▸ Exercise
The first line of the data below and every line after it, through the one with "of this run.", must be transcribed without change.

▸ Supplied entries
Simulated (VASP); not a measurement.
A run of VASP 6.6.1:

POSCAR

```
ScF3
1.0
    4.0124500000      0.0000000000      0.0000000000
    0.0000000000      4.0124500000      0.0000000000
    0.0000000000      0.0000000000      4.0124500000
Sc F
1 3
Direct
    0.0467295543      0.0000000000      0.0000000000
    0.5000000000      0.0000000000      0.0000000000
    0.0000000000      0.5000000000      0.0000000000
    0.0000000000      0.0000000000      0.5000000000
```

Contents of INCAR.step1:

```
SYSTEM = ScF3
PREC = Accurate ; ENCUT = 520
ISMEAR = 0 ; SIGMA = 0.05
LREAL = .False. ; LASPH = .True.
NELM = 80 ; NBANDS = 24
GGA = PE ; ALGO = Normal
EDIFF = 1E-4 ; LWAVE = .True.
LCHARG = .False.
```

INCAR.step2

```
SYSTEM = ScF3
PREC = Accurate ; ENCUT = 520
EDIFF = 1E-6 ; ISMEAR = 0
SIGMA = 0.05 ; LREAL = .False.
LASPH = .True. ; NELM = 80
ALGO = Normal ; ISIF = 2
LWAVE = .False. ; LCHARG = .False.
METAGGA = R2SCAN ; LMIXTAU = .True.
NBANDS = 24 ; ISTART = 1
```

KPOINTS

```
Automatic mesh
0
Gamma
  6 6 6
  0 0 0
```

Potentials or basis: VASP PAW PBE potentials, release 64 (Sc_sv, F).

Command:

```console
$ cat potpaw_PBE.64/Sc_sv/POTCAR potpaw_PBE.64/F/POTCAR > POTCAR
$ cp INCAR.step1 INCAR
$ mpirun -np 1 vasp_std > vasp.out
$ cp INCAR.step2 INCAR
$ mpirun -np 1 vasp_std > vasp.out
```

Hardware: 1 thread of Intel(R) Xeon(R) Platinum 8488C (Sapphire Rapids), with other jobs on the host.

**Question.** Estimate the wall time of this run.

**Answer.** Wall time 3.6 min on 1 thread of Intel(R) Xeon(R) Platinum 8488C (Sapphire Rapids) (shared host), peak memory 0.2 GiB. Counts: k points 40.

▸ Written solution
Simulated (VASP); not a measurement.
A run of VASP 6.6.1:

POSCAR

```
ScF3
1.0
    4.0124500000      0.0000000000      0.0000000000
    0.0000000000      4.0124500000      0.0000000000
    0.0000000000      0.0000000000      4.0124500000
Sc F
1 3
Direct
    0.0467295543      0.0000000000      0.0000000000
    0.5000000000      0.0000000000      0.0000000000
    0.0000000000      0.5000000000      0.0000000000
    0.0000000000      0.0000000000      0.5000000000
```

Contents of INCAR.step1:

```
SYSTEM = ScF3
PREC = Accurate ; ENCUT = 520
ISMEAR = 0 ; SIGMA = 0.05
LREAL = .False. ; LASPH = .True.
NELM = 80 ; NBANDS = 24
GGA = PE ; ALGO = Normal
EDIFF = 1E-4 ; LWAVE = .True.
LCHARG = .False.
```

INCAR.step2

```
SYSTEM = ScF3
PREC = Accurate ; ENCUT = 520
EDIFF = 1E-6 ; ISMEAR = 0
SIGMA = 0.05 ; LREAL = .False.
LASPH = .True. ; NELM = 80
ALGO = Normal ; ISIF = 2
LWAVE = .False. ; LCHARG = .False.
METAGGA = R2SCAN ; LMIXTAU = .True.
NBANDS = 24 ; ISTART = 1
```

KPOINTS

```
Automatic mesh
0
Gamma
  6 6 6
  0 0 0
```

Potentials or basis: VASP PAW PBE potentials, release 64 (Sc_sv, F).

Command:

```console
$ cat potpaw_PBE.64/Sc_sv/POTCAR potpaw_PBE.64/F/POTCAR > POTCAR
$ cp INCAR.step1 INCAR
$ mpirun -np 1 vasp_std > vasp.out
$ cp INCAR.step2 INCAR
$ mpirun -np 1 vasp_std > vasp.out
```

Hardware: 1 thread of Intel(R) Xeon(R) Platinum 8488C (Sapphire Rapids), with other jobs on the host.

**Question.** Estimate the wall time of this run.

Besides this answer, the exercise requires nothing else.